**Action item**
Please set down exactly the lines of the listing below from the line containing "intensity in VBi2Se5**" through the line containing "This is a made-up", both lines included, leaving out all other lines.

★ ★ ★

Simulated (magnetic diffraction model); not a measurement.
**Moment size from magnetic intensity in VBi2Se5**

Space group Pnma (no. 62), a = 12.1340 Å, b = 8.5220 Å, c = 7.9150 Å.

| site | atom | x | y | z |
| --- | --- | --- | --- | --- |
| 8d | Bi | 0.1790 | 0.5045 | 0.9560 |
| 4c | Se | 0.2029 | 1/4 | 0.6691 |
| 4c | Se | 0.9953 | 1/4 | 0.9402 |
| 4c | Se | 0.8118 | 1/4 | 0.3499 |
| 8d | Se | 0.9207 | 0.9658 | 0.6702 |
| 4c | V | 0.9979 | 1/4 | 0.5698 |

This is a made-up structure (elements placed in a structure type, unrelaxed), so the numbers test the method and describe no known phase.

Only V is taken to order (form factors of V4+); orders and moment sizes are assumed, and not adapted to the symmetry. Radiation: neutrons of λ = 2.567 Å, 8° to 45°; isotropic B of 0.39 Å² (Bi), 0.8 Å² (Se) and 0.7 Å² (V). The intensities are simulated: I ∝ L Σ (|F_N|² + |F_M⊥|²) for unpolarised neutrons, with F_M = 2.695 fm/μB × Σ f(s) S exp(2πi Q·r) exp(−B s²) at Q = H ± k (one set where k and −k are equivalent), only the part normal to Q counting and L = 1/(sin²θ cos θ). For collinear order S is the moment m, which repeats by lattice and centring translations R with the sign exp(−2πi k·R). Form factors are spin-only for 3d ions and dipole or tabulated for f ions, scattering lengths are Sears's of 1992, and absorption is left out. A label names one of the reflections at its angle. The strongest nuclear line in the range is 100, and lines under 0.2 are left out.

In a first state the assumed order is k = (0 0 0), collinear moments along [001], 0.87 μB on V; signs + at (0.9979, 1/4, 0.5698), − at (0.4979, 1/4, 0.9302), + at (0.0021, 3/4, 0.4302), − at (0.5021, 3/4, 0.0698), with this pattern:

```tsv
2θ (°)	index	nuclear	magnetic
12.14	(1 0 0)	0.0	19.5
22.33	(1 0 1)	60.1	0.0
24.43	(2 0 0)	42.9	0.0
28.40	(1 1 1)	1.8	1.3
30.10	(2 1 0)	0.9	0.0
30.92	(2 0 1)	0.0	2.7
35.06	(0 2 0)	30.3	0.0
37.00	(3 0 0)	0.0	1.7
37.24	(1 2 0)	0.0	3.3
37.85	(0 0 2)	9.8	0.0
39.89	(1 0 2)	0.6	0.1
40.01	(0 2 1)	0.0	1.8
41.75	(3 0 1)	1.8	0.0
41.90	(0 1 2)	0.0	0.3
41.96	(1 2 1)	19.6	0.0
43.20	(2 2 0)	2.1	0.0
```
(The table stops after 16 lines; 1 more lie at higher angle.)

★ ★ ★

**Task answer**
**Moment size from magnetic intensity in VBi2Se5**

Space group Pnma (no. 62), a = 12.1340 Å, b = 8.5220 Å, c = 7.9150 Å.

| site | atom | x | y | z |
| --- | --- | --- | --- | --- |
| 8d | Bi | 0.1790 | 0.5045 | 0.9560 |
| 4c | Se | 0.2029 | 1/4 | 0.6691 |
| 4c | Se | 0.9953 | 1/4 | 0.9402 |
| 4c | Se | 0.8118 | 1/4 | 0.3499 |
| 8d | Se | 0.9207 | 0.9658 | 0.6702 |
| 4c | V | 0.9979 | 1/4 | 0.5698 |

This is a made-up structure (elements placed in a structure type, unrelaxed), so the numbers test the method and describe no known phase.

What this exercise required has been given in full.